REQUIREMENT
This exercise asks for the whole listing to be restated exactly.

......

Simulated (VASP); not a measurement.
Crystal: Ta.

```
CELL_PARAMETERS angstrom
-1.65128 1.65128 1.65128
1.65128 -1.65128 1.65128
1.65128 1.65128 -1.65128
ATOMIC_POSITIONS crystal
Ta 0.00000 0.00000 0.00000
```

......

ANSWER SECTION
Simulated (VASP); not a measurement.
Crystal: Ta.

```
CELL_PARAMETERS angstrom
-1.65128 1.65128 1.65128
1.65128 -1.65128 1.65128
1.65128 1.65128 -1.65128
ATOMIC_POSITIONS crystal
Ta 0.00000 0.00000 0.00000
```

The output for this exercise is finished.